TASK ITEM ::
From the entries that follow, copy exactly the lines beginning at the line holding "C–C (1.34 Å): ρ" and continuing through the line holding "### What dipole".

----------------

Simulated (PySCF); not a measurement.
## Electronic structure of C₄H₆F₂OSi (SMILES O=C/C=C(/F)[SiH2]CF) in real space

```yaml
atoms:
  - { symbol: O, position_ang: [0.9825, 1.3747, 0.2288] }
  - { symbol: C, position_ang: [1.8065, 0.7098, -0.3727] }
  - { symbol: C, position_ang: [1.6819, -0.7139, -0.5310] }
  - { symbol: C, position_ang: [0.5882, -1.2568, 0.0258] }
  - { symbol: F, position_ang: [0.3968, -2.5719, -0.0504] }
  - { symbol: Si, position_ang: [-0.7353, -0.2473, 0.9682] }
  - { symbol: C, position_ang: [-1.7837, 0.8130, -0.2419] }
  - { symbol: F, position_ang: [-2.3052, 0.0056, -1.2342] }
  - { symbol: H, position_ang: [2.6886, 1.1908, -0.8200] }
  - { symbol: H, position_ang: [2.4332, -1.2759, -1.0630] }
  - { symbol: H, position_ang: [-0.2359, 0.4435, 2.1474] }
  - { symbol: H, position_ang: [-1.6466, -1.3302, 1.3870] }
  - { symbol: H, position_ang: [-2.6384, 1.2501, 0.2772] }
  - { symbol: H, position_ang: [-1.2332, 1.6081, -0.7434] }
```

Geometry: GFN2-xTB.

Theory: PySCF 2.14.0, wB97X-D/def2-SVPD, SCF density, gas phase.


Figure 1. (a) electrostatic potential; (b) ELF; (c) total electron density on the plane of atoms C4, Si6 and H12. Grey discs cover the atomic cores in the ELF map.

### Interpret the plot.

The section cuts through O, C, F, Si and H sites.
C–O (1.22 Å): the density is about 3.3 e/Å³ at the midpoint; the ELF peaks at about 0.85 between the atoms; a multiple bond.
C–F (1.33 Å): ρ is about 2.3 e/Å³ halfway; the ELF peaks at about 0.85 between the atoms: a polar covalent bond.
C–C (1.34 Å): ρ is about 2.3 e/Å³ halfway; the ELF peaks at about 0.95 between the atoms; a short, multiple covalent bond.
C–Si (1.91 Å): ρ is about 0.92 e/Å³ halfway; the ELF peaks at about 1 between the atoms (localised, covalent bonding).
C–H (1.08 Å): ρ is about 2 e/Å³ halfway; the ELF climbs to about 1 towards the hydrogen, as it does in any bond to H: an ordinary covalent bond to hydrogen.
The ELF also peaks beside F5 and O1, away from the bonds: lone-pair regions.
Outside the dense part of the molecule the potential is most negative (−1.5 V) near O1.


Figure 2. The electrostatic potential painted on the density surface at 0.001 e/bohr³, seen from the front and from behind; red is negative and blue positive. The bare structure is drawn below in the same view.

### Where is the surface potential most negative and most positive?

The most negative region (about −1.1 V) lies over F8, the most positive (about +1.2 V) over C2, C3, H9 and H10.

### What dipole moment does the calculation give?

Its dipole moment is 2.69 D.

----------------

WRITTEN RESPONSE ::
C–C (1.34 Å): ρ is about 2.3 e/Å³ halfway; the ELF peaks at about 0.95 between the atoms; a short, multiple covalent bond.
C–Si (1.91 Å): ρ is about 0.92 e/Å³ halfway; the ELF peaks at about 1 between the atoms (localised, covalent bonding).
C–H (1.08 Å): ρ is about 2 e/Å³ halfway; the ELF climbs to about 1 towards the hydrogen, as it does in any bond to H: an ordinary covalent bond to hydrogen.
The ELF also peaks beside F5 and O1, away from the bonds: lone-pair regions.
Outside the dense part of the molecule the potential is most negative (−1.5 V) near O1.


Figure 2. The electrostatic potential painted on the density surface at 0.001 e/bohr³, seen from the front and from behind; red is negative and blue positive. The bare structure is drawn below in the same view.

### Where is the surface potential most negative and most positive?

The most negative region (about −1.1 V) lies over F8, the most positive (about +1.2 V) over C2, C3, H9 and H10.

### What dipole moment does the calculation give?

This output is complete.